◆ Assigned task ◆
Copy out, exactly, the first line of the entries below and every line after it through the one containing "Translate this PBE".

Entries shown START

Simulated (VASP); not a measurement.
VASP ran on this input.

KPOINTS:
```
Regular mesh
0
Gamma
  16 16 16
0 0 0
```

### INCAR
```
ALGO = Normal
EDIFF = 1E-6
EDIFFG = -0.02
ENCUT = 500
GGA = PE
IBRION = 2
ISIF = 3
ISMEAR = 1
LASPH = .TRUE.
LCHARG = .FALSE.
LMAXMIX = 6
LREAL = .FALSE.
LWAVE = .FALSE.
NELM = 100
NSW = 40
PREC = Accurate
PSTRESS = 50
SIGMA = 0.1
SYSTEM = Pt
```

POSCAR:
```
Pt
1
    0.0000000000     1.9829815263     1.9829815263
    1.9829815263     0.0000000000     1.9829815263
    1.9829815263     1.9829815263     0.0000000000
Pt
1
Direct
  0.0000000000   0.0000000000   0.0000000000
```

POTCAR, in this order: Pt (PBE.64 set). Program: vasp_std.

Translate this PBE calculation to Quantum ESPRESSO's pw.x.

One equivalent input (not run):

Entries shown END

◆ Exercise result ◆
Simulated (VASP); not a measurement.
VASP ran on this input.

KPOINTS:
```
Regular mesh
0
Gamma
  16 16 16
0 0 0
```

### INCAR
```
ALGO = Normal
EDIFF = 1E-6
EDIFFG = -0.02
ENCUT = 500
GGA = PE
IBRION = 2
ISIF = 3
ISMEAR = 1
LASPH = .TRUE.
LCHARG = .FALSE.
LMAXMIX = 6
LREAL = .FALSE.
LWAVE = .FALSE.
NELM = 100
NSW = 40
PREC = Accurate
PSTRESS = 50
SIGMA = 0.1
SYSTEM = Pt
```

POSCAR:
```
Pt
1
    0.0000000000     1.9829815263     1.9829815263
    1.9829815263     0.0000000000     1.9829815263
    1.9829815263     1.9829815263     0.0000000000
Pt
1
Direct
  0.0000000000   0.0000000000   0.0000000000
```

POTCAR, in this order: Pt (PBE.64 set). Program: vasp_std.

Translate this PBE calculation to Quantum ESPRESSO's pw.x.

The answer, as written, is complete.